-- Supplied data follows --

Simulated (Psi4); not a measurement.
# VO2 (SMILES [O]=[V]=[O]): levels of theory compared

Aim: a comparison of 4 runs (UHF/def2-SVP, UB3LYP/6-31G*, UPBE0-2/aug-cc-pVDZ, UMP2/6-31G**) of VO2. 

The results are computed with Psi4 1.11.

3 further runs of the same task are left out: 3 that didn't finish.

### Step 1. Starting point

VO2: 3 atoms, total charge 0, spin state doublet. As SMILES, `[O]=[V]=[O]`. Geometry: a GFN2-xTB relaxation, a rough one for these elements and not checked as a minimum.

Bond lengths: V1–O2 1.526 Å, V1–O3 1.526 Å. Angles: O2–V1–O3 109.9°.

-- Supplied data concluded --

Task item => Exactly as shown, repeat every record.

Response area =>
Simulated (Psi4); not a measurement.
# VO2 (SMILES [O]=[V]=[O]): levels of theory compared

Aim: a comparison of 4 runs (UHF/def2-SVP, UB3LYP/6-31G*, UPBE0-2/aug-cc-pVDZ, UMP2/6-31G**) of VO2. 

The results are computed with Psi4 1.11.

3 further runs of the same task are left out: 3 that didn't finish.

### Step 1. Starting point

VO2: 3 atoms, total charge 0, spin state doublet. As SMILES, `[O]=[V]=[O]`. Geometry: a GFN2-xTB relaxation, a rough one for these elements and not checked as a minimum.

Bond lengths: V1–O2 1.526 Å, V1–O3 1.526 Å. Angles: O2–V1–O3 109.9°.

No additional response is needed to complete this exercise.